# INFORMATION:
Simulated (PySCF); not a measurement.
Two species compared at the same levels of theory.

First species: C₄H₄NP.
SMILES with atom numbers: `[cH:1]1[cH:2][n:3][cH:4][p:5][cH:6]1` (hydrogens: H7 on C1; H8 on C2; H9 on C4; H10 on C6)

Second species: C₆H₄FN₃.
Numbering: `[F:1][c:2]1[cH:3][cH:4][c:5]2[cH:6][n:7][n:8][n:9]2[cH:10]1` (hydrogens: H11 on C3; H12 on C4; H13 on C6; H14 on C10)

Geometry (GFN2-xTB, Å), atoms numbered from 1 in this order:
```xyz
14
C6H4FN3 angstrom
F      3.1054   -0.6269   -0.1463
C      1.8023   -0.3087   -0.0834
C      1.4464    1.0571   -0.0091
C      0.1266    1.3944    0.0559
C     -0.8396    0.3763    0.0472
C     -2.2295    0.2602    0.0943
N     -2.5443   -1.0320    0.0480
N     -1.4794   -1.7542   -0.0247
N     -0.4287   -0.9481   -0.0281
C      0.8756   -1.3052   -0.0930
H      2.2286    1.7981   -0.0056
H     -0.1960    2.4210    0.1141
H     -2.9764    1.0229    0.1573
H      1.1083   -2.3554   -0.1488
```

# REQUIREMENT:
Exactly as they appear above, output the lines of the data from the first through the one that contains "H14 on C10)", and only those lines.

# WRITTEN RESPONSE:
Simulated (PySCF); not a measurement.
Two species compared at the same levels of theory.

First species: C₄H₄NP.
SMILES with atom numbers: `[cH:1]1[cH:2][n:3][cH:4][p:5][cH:6]1` (hydrogens: H7 on C1; H8 on C2; H9 on C4; H10 on C6)

Second species: C₆H₄FN₃.
Numbering: `[F:1][c:2]1[cH:3][cH:4][c:5]2[cH:6][n:7][n:8][n:9]2[cH:10]1` (hydrogens: H11 on C3; H12 on C4; H13 on C6; H14 on C10)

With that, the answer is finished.